Provided material: Begin

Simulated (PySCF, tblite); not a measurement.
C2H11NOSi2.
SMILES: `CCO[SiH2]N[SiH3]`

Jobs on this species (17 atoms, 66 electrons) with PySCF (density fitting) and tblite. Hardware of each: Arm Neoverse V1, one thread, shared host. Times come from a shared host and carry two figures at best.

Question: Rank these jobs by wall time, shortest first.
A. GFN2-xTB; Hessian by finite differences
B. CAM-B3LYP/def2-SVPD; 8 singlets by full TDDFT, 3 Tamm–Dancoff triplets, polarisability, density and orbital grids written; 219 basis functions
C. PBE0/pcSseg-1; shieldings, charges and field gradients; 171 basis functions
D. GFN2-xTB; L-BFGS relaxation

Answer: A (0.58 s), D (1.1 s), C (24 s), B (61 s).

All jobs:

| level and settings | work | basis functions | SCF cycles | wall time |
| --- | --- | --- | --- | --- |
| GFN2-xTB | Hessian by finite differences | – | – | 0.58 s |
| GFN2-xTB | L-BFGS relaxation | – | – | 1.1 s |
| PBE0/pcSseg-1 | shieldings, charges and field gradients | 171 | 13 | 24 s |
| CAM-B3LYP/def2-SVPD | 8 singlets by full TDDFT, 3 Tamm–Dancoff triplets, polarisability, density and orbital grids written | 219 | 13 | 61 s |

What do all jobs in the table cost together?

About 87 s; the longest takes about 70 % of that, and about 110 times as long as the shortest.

Provided material: End

§ **Activity**:
Output, unchanged, the lines of the listing above from the first one through the one holding "B. CAM-B3LYP/def2-SVPD; 8". Leave out every line after it.

§ **Response box**:
Simulated (PySCF, tblite); not a measurement.
C2H11NOSi2.
SMILES: `CCO[SiH2]N[SiH3]`

Jobs on this species (17 atoms, 66 electrons) with PySCF (density fitting) and tblite. Hardware of each: Arm Neoverse V1, one thread, shared host. Times come from a shared host and carry two figures at best.

Question: Rank these jobs by wall time, shortest first.
A. GFN2-xTB; Hessian by finite differences
B. CAM-B3LYP/def2-SVPD; 8 singlets by full TDDFT, 3 Tamm–Dancoff triplets, polarisability, density and orbital grids written; 219 basis functions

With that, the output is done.